Work item — The whole listing is to be transcribed exactly as it stands.

START Entries provided

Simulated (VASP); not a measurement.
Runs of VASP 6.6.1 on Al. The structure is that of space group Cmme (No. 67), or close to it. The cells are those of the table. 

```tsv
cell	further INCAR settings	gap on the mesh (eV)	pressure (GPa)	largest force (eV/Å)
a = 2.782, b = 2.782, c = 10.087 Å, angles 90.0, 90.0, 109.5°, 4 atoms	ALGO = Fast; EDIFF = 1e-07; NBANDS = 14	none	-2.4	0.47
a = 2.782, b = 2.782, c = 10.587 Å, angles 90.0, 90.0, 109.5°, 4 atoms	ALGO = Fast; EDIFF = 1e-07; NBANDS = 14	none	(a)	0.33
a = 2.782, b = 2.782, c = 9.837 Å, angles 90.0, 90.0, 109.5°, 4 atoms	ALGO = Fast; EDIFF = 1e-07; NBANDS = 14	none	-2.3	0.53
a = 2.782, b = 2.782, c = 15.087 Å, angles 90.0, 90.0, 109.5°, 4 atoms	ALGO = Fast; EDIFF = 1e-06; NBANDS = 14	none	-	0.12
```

END Entries provided

Answer box —
Simulated (VASP); not a measurement.
Runs of VASP 6.6.1 on Al. The structure is that of space group Cmme (No. 67), or close to it. The cells are those of the table. 

```tsv
cell	further INCAR settings	gap on the mesh (eV)	pressure (GPa)	largest force (eV/Å)
a = 2.782, b = 2.782, c = 10.087 Å, angles 90.0, 90.0, 109.5°, 4 atoms	ALGO = Fast; EDIFF = 1e-07; NBANDS = 14	none	-2.4	0.47
a = 2.782, b = 2.782, c = 10.587 Å, angles 90.0, 90.0, 109.5°, 4 atoms	ALGO = Fast; EDIFF = 1e-07; NBANDS = 14	none	(a)	0.33
a = 2.782, b = 2.782, c = 9.837 Å, angles 90.0, 90.0, 109.5°, 4 atoms	ALGO = Fast; EDIFF = 1e-07; NBANDS = 14	none	-2.3	0.53
a = 2.782, b = 2.782, c = 15.087 Å, angles 90.0, 90.0, 109.5°, 4 atoms	ALGO = Fast; EDIFF = 1e-06; NBANDS = 14	none	-	0.12
```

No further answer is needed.